All entries must be extracted exactly, with nothing added or dropped.

DATA TO EXAMINE
------------------------------------------------------------
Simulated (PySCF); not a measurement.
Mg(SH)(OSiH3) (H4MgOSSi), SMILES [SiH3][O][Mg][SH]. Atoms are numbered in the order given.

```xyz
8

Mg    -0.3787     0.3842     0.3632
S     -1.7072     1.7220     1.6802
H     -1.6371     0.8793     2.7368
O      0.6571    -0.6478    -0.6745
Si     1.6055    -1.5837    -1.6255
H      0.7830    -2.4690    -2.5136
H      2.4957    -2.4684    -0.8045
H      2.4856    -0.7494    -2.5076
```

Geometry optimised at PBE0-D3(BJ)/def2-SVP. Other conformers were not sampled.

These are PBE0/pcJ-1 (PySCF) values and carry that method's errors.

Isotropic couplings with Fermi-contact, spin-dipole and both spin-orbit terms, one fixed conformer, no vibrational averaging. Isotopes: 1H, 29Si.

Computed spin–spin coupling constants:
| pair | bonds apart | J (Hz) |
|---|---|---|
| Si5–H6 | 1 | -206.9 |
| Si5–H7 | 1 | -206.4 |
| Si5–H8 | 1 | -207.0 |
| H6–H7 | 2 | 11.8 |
------------------------------------------------------------

RESULT
Simulated (PySCF); not a measurement.
Mg(SH)(OSiH3) (H4MgOSSi), SMILES [SiH3][O][Mg][SH]. Atoms are numbered in the order given.

```xyz
8

Mg    -0.3787     0.3842     0.3632
S     -1.7072     1.7220     1.6802
H     -1.6371     0.8793     2.7368
O      0.6571    -0.6478    -0.6745
Si     1.6055    -1.5837    -1.6255
H      0.7830    -2.4690    -2.5136
H      2.4957    -2.4684    -0.8045
H      2.4856    -0.7494    -2.5076
```

Geometry optimised at PBE0-D3(BJ)/def2-SVP. Other conformers were not sampled.

These are PBE0/pcJ-1 (PySCF) values and carry that method's errors.

Isotropic couplings with Fermi-contact, spin-dipole and both spin-orbit terms, one fixed conformer, no vibrational averaging. Isotopes: 1H, 29Si.

Computed spin–spin coupling constants:
| pair | bonds apart | J (Hz) |
|---|---|---|
| Si5–H6 | 1 | -206.9 |
| Si5–H7 | 1 | -206.4 |
| Si5–H8 | 1 | -207.0 |
| H6–H7 | 2 | 11.8 |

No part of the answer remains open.